[Opening Data provided section]
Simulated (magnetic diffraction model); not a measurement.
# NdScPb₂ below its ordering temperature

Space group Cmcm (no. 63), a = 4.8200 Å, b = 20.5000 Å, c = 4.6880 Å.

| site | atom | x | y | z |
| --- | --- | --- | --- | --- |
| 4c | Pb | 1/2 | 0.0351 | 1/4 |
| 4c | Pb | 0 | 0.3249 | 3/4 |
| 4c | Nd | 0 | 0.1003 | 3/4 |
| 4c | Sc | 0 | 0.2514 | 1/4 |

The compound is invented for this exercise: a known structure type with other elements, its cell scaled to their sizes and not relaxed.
[Closing Data provided section]

Output all lines from the beginning of the data up to the line holding "0.2514 | 1/4 |", that line included, exactly as written.

Simulated (magnetic diffraction model); not a measurement.
# NdScPb₂ below its ordering temperature

Space group Cmcm (no. 63), a = 4.8200 Å, b = 20.5000 Å, c = 4.6880 Å.

| site | atom | x | y | z |
| --- | --- | --- | --- | --- |
| 4c | Pb | 1/2 | 0.0351 | 1/4 |
| 4c | Pb | 0 | 0.3249 | 3/4 |
| 4c | Nd | 0 | 0.1003 | 3/4 |
| 4c | Sc | 0 | 0.2514 | 1/4 |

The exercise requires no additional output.